── Data for review ──
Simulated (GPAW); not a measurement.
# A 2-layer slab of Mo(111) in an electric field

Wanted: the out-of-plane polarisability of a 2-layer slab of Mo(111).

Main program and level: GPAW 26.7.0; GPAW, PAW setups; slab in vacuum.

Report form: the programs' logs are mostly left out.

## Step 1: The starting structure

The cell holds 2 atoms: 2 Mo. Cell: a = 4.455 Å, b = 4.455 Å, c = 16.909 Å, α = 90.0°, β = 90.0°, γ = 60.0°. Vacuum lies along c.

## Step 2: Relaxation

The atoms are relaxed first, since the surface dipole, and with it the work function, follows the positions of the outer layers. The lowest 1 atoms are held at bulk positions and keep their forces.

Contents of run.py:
───

**Required action**. Take the listing from its first line to the line containing "The atoms are". Reproduce those lines exactly and nothing else.

**Answer box**.
Simulated (GPAW); not a measurement.
# A 2-layer slab of Mo(111) in an electric field

Wanted: the out-of-plane polarisability of a 2-layer slab of Mo(111).

Main program and level: GPAW 26.7.0; GPAW, PAW setups; slab in vacuum.

Report form: the programs' logs are mostly left out.

## Step 1: The starting structure

The cell holds 2 atoms: 2 Mo. Cell: a = 4.455 Å, b = 4.455 Å, c = 16.909 Å, α = 90.0°, β = 90.0°, γ = 60.0°. Vacuum lies along c.

## Step 2: Relaxation

The atoms are relaxed first, since the surface dipole, and with it the work function, follows the positions of the outer layers. The lowest 1 atoms are held at bulk positions and keep their forces.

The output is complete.